- Opening Delimiter -
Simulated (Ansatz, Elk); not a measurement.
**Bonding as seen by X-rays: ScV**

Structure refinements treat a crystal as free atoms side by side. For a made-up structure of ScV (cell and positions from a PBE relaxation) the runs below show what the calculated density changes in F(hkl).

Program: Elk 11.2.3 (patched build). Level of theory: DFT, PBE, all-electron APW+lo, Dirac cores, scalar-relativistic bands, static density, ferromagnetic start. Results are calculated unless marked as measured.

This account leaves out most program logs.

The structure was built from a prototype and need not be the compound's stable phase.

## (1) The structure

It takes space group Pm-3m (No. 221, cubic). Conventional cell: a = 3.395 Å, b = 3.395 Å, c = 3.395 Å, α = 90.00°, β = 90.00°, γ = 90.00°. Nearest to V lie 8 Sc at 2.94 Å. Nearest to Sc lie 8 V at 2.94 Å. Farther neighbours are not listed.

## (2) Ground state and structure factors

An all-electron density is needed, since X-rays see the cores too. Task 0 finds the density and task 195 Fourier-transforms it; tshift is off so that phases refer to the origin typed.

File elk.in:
- Closing Delimiter -

- [Work request]: Line by line, reproduce the records above exactly.

- [Worked solution]:
Simulated (Ansatz, Elk); not a measurement.
**Bonding as seen by X-rays: ScV**

Structure refinements treat a crystal as free atoms side by side. For a made-up structure of ScV (cell and positions from a PBE relaxation) the runs below show what the calculated density changes in F(hkl).

Program: Elk 11.2.3 (patched build). Level of theory: DFT, PBE, all-electron APW+lo, Dirac cores, scalar-relativistic bands, static density, ferromagnetic start. Results are calculated unless marked as measured.

This account leaves out most program logs.

The structure was built from a prototype and need not be the compound's stable phase.

## (1) The structure

It takes space group Pm-3m (No. 221, cubic). Conventional cell: a = 3.395 Å, b = 3.395 Å, c = 3.395 Å, α = 90.00°, β = 90.00°, γ = 90.00°. Nearest to V lie 8 Sc at 2.94 Å. Nearest to Sc lie 8 V at 2.94 Å. Farther neighbours are not listed.

## (2) Ground state and structure factors

An all-electron density is needed, since X-rays see the cores too. Task 0 finds the density and task 195 Fourier-transforms it; tshift is off so that phases refer to the origin typed.

File elk.in:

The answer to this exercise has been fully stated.